[Start of section]

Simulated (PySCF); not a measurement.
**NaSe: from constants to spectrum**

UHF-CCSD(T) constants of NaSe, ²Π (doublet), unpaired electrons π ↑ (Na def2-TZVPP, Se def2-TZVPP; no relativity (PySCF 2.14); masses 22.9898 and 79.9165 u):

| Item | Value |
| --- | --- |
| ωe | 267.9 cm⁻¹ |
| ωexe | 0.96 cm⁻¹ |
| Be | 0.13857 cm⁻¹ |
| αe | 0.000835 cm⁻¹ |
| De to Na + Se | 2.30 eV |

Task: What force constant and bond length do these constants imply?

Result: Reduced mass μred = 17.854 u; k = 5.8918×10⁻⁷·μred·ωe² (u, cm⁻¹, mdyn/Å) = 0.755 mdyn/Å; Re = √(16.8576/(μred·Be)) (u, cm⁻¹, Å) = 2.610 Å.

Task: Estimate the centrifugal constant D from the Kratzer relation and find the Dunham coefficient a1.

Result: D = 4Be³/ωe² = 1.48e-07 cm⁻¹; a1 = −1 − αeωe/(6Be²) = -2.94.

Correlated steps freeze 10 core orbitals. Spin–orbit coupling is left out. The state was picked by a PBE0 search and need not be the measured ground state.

[End of section]

Action item » Quote the data above verbatim from its first line to the line that includes "Task: What force", with both boundary lines retained.

Written solution »
Simulated (PySCF); not a measurement.
**NaSe: from constants to spectrum**

UHF-CCSD(T) constants of NaSe, ²Π (doublet), unpaired electrons π ↑ (Na def2-TZVPP, Se def2-TZVPP; no relativity (PySCF 2.14); masses 22.9898 and 79.9165 u):

| Item | Value |
| --- | --- |
| ωe | 267.9 cm⁻¹ |
| ωexe | 0.96 cm⁻¹ |
| Be | 0.13857 cm⁻¹ |
| αe | 0.000835 cm⁻¹ |
| De to Na + Se | 2.30 eV |

Task: What force constant and bond length do these constants imply?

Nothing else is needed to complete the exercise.